□ □ □ □ □

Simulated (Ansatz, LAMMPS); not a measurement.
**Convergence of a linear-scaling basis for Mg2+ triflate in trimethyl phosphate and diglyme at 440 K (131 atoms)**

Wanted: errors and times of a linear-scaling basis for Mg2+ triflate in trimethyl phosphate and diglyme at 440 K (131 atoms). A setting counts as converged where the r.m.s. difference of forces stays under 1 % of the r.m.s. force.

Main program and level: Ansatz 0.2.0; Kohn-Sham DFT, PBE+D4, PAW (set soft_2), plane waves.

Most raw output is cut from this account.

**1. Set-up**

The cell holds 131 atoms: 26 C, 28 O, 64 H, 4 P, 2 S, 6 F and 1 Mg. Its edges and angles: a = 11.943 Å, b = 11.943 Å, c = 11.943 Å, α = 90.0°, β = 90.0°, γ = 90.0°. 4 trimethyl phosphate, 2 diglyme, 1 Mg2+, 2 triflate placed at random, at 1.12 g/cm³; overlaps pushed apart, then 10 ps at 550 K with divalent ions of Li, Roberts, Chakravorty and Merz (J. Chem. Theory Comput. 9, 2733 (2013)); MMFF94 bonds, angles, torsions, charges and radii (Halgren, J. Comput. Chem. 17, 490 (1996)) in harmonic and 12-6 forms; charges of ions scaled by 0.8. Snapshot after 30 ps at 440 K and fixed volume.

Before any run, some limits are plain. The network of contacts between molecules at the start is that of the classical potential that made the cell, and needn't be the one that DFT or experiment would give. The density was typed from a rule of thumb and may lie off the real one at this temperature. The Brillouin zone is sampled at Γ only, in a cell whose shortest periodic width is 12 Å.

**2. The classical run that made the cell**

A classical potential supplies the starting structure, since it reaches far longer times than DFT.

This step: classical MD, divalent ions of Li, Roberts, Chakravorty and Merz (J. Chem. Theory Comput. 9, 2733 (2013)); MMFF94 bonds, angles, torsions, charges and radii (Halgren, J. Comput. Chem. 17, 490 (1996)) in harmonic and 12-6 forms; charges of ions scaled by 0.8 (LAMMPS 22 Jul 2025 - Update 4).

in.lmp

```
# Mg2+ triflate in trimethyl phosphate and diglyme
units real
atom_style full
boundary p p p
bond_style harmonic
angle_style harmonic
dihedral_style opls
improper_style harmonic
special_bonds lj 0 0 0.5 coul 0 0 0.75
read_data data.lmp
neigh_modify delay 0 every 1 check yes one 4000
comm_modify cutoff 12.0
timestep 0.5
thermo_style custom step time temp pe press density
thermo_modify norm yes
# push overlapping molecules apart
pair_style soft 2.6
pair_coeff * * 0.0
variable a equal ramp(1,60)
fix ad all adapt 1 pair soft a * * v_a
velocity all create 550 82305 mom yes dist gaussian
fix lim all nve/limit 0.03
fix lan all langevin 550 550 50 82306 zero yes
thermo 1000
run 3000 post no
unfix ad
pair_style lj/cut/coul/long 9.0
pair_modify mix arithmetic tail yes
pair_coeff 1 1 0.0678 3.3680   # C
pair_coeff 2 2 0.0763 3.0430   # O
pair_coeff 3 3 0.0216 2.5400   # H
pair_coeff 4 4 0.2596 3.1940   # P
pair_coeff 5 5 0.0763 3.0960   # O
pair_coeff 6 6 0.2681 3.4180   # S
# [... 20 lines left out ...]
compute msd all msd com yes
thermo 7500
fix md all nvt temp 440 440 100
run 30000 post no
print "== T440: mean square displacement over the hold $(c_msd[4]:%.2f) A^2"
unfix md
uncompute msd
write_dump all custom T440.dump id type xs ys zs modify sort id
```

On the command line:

□ □ □ □ □

▶ _ASSIGNED TASK_:
Return only the lines above that run from the opening line through the line containing "A classical potential", exactly as written.

▶ _TASK OUTPUT_:
Simulated (Ansatz, LAMMPS); not a measurement.
**Convergence of a linear-scaling basis for Mg2+ triflate in trimethyl phosphate and diglyme at 440 K (131 atoms)**

Wanted: errors and times of a linear-scaling basis for Mg2+ triflate in trimethyl phosphate and diglyme at 440 K (131 atoms). A setting counts as converged where the r.m.s. difference of forces stays under 1 % of the r.m.s. force.

Main program and level: Ansatz 0.2.0; Kohn-Sham DFT, PBE+D4, PAW (set soft_2), plane waves.

Most raw output is cut from this account.

**1. Set-up**

The cell holds 131 atoms: 26 C, 28 O, 64 H, 4 P, 2 S, 6 F and 1 Mg. Its edges and angles: a = 11.943 Å, b = 11.943 Å, c = 11.943 Å, α = 90.0°, β = 90.0°, γ = 90.0°. 4 trimethyl phosphate, 2 diglyme, 1 Mg2+, 2 triflate placed at random, at 1.12 g/cm³; overlaps pushed apart, then 10 ps at 550 K with divalent ions of Li, Roberts, Chakravorty and Merz (J. Chem. Theory Comput. 9, 2733 (2013)); MMFF94 bonds, angles, torsions, charges and radii (Halgren, J. Comput. Chem. 17, 490 (1996)) in harmonic and 12-6 forms; charges of ions scaled by 0.8. Snapshot after 30 ps at 440 K and fixed volume.

Before any run, some limits are plain. The network of contacts between molecules at the start is that of the classical potential that made the cell, and needn't be the one that DFT or experiment would give. The density was typed from a rule of thumb and may lie off the real one at this temperature. The Brillouin zone is sampled at Γ only, in a cell whose shortest periodic width is 12 Å.

**2. The classical run that made the cell**

A classical potential supplies the starting structure, since it reaches far longer times than DFT.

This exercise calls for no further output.